# [Activity]
Transcribe only the lines between the first line of the records and the line containing "The calculation used", inclusive, exactly as written.

# [The data]
──────────

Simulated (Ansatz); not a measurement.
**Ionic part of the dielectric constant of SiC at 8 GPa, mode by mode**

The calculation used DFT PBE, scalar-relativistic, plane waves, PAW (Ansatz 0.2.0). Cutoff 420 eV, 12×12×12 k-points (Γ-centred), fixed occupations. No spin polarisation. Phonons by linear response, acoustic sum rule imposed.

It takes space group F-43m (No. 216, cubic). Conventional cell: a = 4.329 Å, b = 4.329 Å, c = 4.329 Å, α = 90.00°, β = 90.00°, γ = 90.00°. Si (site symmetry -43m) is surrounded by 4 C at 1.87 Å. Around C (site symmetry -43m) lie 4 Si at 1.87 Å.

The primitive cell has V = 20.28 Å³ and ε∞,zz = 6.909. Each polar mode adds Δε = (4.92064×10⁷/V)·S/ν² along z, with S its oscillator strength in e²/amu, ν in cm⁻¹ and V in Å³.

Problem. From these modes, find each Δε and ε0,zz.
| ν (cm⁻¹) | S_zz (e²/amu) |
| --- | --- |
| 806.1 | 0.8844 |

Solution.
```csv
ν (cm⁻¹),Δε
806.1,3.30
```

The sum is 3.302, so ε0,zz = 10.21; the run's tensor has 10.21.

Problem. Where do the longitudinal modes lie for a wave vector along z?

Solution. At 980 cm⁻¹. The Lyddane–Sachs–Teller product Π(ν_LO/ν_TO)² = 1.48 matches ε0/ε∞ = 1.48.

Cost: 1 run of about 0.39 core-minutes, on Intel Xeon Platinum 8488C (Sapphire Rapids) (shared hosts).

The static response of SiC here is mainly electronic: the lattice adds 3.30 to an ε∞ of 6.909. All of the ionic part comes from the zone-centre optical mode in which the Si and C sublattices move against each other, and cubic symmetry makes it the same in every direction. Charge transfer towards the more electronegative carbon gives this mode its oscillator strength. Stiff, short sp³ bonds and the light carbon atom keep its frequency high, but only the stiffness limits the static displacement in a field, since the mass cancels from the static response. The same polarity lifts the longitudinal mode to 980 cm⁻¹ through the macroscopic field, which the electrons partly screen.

──────────

# [Answer box]
Simulated (Ansatz); not a measurement.
**Ionic part of the dielectric constant of SiC at 8 GPa, mode by mode**

The calculation used DFT PBE, scalar-relativistic, plane waves, PAW (Ansatz 0.2.0). Cutoff 420 eV, 12×12×12 k-points (Γ-centred), fixed occupations. No spin polarisation. Phonons by linear response, acoustic sum rule imposed.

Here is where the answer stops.